----------------

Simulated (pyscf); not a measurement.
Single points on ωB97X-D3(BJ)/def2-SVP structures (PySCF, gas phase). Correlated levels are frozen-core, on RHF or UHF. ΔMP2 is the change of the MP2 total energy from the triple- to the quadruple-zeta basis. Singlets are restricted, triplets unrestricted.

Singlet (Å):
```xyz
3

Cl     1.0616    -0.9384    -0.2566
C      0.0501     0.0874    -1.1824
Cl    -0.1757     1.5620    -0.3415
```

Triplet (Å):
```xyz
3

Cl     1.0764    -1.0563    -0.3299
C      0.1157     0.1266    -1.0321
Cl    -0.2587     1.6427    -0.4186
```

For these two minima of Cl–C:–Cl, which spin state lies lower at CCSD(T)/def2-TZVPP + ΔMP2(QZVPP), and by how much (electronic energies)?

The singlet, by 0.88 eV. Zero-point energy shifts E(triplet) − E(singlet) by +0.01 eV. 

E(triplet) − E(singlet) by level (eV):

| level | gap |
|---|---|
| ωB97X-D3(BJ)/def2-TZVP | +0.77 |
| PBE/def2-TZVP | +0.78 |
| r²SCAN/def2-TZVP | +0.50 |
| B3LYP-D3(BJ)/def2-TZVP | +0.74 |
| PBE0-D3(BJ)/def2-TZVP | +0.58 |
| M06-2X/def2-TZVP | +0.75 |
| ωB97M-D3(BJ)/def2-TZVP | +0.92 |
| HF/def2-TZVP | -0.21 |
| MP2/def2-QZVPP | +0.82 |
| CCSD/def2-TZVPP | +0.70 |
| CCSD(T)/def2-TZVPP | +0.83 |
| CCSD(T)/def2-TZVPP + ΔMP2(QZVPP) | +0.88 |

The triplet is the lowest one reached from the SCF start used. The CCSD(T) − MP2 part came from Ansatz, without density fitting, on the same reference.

----------------

## WORK ORDER
Set down precisely the lines above between the line holding "For these two" and the line holding "ωB97M-D3(BJ)/def2-TZVP | +0.92 |", inclusive, and nothing beyond them.

## ANSWER BOX
For these two minima of Cl–C:–Cl, which spin state lies lower at CCSD(T)/def2-TZVPP + ΔMP2(QZVPP), and by how much (electronic energies)?

The singlet, by 0.88 eV. Zero-point energy shifts E(triplet) − E(singlet) by +0.01 eV. 

E(triplet) − E(singlet) by level (eV):

| level | gap |
|---|---|
| ωB97X-D3(BJ)/def2-TZVP | +0.77 |
| PBE/def2-TZVP | +0.78 |
| r²SCAN/def2-TZVP | +0.50 |
| B3LYP-D3(BJ)/def2-TZVP | +0.74 |
| PBE0-D3(BJ)/def2-TZVP | +0.58 |
| M06-2X/def2-TZVP | +0.75 |
| ωB97M-D3(BJ)/def2-TZVP | +0.92 |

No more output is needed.